------------------------------------------------------------------------

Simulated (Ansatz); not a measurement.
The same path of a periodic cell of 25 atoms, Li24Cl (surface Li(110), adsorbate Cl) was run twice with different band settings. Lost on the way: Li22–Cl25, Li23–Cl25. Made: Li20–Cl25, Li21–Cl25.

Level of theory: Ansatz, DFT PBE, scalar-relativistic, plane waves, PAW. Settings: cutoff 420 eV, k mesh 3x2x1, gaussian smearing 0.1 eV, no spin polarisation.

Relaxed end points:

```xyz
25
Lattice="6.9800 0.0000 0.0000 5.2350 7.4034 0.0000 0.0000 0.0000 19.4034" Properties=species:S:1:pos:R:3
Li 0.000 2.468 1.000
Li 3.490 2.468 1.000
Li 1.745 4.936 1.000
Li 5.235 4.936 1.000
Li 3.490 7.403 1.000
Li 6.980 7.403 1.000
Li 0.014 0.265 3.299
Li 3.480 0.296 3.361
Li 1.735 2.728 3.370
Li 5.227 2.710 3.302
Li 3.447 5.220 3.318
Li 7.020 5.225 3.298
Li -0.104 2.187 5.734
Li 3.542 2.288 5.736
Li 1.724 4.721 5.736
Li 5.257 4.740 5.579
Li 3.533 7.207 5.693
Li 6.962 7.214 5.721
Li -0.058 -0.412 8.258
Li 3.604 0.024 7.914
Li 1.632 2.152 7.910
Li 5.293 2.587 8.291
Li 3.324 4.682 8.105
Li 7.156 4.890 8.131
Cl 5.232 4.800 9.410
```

------------------------------------------------------------------------

--- Work order ---
Quote every line from the beginning of the entries up to and including the line that contains "Level of theory: Ansatz, DFT".

--- Answer section ---
Simulated (Ansatz); not a measurement.
The same path of a periodic cell of 25 atoms, Li24Cl (surface Li(110), adsorbate Cl) was run twice with different band settings. Lost on the way: Li22–Cl25, Li23–Cl25. Made: Li20–Cl25, Li21–Cl25.

Level of theory: Ansatz, DFT PBE, scalar-relativistic, plane waves, PAW. Settings: cutoff 420 eV, k mesh 3x2x1, gaussian smearing 0.1 eV, no spin polarisation.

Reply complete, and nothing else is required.